> **Task item**: Beginning with the first line below, please repeat the material exactly, ending with the line that includes "Potentials or basis: VASP".

> **Data extract**:
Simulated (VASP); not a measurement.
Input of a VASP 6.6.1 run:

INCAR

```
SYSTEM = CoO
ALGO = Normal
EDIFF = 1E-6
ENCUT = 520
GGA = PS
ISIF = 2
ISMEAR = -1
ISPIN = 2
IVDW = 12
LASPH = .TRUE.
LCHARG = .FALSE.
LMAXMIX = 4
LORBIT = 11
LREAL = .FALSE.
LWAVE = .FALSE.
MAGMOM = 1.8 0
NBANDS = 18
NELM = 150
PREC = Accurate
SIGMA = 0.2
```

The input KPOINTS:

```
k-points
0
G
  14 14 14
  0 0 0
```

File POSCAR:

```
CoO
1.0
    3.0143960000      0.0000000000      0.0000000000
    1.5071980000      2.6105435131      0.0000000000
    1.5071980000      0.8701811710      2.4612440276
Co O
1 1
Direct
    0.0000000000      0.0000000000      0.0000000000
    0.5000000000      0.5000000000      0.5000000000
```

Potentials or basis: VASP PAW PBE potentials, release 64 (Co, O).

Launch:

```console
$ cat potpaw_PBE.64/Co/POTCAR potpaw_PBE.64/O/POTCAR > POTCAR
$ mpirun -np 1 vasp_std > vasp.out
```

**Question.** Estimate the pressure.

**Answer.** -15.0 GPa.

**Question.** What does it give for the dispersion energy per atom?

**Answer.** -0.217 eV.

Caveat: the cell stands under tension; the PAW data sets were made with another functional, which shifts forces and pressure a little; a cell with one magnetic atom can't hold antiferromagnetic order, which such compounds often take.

> **Reply**:
Simulated (VASP); not a measurement.
Input of a VASP 6.6.1 run:

INCAR

```
SYSTEM = CoO
ALGO = Normal
EDIFF = 1E-6
ENCUT = 520
GGA = PS
ISIF = 2
ISMEAR = -1
ISPIN = 2
IVDW = 12
LASPH = .TRUE.
LCHARG = .FALSE.
LMAXMIX = 4
LORBIT = 11
LREAL = .FALSE.
LWAVE = .FALSE.
MAGMOM = 1.8 0
NBANDS = 18
NELM = 150
PREC = Accurate
SIGMA = 0.2
```

The input KPOINTS:

```
k-points
0
G
  14 14 14
  0 0 0
```

File POSCAR:

```
CoO
1.0
    3.0143960000      0.0000000000      0.0000000000
    1.5071980000      2.6105435131      0.0000000000
    1.5071980000      0.8701811710      2.4612440276
Co O
1 1
Direct
    0.0000000000      0.0000000000      0.0000000000
    0.5000000000      0.5000000000      0.5000000000
```

Potentials or basis: VASP PAW PBE potentials, release 64 (Co, O).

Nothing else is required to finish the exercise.